= Beginning of Section =

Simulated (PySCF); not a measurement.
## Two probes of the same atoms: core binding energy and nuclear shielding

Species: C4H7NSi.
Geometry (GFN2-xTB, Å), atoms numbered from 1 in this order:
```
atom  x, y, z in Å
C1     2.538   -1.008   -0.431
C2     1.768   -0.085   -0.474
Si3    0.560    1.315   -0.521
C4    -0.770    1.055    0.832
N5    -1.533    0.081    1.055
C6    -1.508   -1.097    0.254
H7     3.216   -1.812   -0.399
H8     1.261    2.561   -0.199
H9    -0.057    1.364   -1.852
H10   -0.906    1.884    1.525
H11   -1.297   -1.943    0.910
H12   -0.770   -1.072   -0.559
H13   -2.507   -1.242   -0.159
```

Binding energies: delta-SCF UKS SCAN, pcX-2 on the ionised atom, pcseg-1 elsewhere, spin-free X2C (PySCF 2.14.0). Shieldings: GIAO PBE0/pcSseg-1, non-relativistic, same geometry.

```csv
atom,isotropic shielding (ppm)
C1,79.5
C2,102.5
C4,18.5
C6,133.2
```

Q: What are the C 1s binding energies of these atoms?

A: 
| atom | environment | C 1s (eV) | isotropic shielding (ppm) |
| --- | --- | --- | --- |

= End of Section =

Write the entries out once more, exactly as given.

Simulated (PySCF); not a measurement.
## Two probes of the same atoms: core binding energy and nuclear shielding

Species: C4H7NSi.
Geometry (GFN2-xTB, Å), atoms numbered from 1 in this order:
```
atom  x, y, z in Å
C1     2.538   -1.008   -0.431
C2     1.768   -0.085   -0.474
Si3    0.560    1.315   -0.521
C4    -0.770    1.055    0.832
N5    -1.533    0.081    1.055
C6    -1.508   -1.097    0.254
H7     3.216   -1.812   -0.399
H8     1.261    2.561   -0.199
H9    -0.057    1.364   -1.852
H10   -0.906    1.884    1.525
H11   -1.297   -1.943    0.910
H12   -0.770   -1.072   -0.559
H13   -2.507   -1.242   -0.159
```

Binding energies: delta-SCF UKS SCAN, pcX-2 on the ionised atom, pcseg-1 elsewhere, spin-free X2C (PySCF 2.14.0). Shieldings: GIAO PBE0/pcSseg-1, non-relativistic, same geometry.

```csv
atom,isotropic shielding (ppm)
C1,79.5
C2,102.5
C4,18.5
C6,133.2
```

Q: What are the C 1s binding energies of these atoms?

A: 
| atom | environment | C 1s (eV) | isotropic shielding (ppm) |
| --- | --- | --- | --- |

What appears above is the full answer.